*Task item*
From top to bottom, write out the listing exactly.

*Raw data*
───

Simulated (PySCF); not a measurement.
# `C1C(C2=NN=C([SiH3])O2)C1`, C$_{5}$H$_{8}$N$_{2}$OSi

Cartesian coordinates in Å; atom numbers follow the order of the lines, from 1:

───

*Your response*
Simulated (PySCF); not a measurement.
# `C1C(C2=NN=C([SiH3])O2)C1`, C$_{5}$H$_{8}$N$_{2}$OSi

Cartesian coordinates in Å; atom numbers follow the order of the lines, from 1:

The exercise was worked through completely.